Activity.
Output, without alteration, the first line of the entries and each line after it, stopping with the line that contains "Dopant: donor. Second".

Data shown.
________________________

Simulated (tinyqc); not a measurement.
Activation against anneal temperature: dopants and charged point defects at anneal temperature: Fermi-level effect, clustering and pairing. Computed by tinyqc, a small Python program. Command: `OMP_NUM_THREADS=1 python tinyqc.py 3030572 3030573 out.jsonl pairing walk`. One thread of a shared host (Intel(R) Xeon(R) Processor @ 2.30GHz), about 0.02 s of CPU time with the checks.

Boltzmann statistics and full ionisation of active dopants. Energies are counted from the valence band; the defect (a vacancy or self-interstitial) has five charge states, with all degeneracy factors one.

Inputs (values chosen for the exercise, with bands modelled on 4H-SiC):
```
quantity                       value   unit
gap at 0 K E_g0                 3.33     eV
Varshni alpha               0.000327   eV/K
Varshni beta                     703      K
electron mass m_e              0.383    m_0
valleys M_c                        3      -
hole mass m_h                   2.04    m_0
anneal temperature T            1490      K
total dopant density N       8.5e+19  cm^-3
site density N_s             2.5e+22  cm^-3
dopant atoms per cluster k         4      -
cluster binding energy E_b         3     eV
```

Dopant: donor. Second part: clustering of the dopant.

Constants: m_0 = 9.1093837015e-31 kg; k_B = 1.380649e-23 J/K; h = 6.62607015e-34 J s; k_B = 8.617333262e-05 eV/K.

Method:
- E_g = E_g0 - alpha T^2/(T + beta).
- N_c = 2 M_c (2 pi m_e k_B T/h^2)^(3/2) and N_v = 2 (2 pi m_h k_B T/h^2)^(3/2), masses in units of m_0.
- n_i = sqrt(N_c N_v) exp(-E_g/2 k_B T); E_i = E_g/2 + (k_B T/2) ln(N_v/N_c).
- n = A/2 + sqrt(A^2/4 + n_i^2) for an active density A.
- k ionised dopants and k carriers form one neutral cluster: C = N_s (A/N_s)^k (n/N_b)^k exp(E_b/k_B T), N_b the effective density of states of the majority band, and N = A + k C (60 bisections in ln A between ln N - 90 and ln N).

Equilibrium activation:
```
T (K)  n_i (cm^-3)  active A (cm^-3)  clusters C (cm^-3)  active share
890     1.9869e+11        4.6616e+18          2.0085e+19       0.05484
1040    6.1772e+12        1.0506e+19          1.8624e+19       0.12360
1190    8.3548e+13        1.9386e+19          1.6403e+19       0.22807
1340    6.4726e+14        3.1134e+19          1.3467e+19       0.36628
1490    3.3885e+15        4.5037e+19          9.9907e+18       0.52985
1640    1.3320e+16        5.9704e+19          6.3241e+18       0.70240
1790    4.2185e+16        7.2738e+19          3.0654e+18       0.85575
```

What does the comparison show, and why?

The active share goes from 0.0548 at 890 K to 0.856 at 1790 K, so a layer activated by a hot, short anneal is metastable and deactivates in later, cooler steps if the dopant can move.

________________________

Task answer.
Simulated (tinyqc); not a measurement.
Activation against anneal temperature: dopants and charged point defects at anneal temperature: Fermi-level effect, clustering and pairing. Computed by tinyqc, a small Python program. Command: `OMP_NUM_THREADS=1 python tinyqc.py 3030572 3030573 out.jsonl pairing walk`. One thread of a shared host (Intel(R) Xeon(R) Processor @ 2.30GHz), about 0.02 s of CPU time with the checks.

Boltzmann statistics and full ionisation of active dopants. Energies are counted from the valence band; the defect (a vacancy or self-interstitial) has five charge states, with all degeneracy factors one.

Inputs (values chosen for the exercise, with bands modelled on 4H-SiC):
```
quantity                       value   unit
gap at 0 K E_g0                 3.33     eV
Varshni alpha               0.000327   eV/K
Varshni beta                     703      K
electron mass m_e              0.383    m_0
valleys M_c                        3      -
hole mass m_h                   2.04    m_0
anneal temperature T            1490      K
total dopant density N       8.5e+19  cm^-3
site density N_s             2.5e+22  cm^-3
dopant atoms per cluster k         4      -
cluster binding energy E_b         3     eV
```

Dopant: donor. Second part: clustering of the dopant.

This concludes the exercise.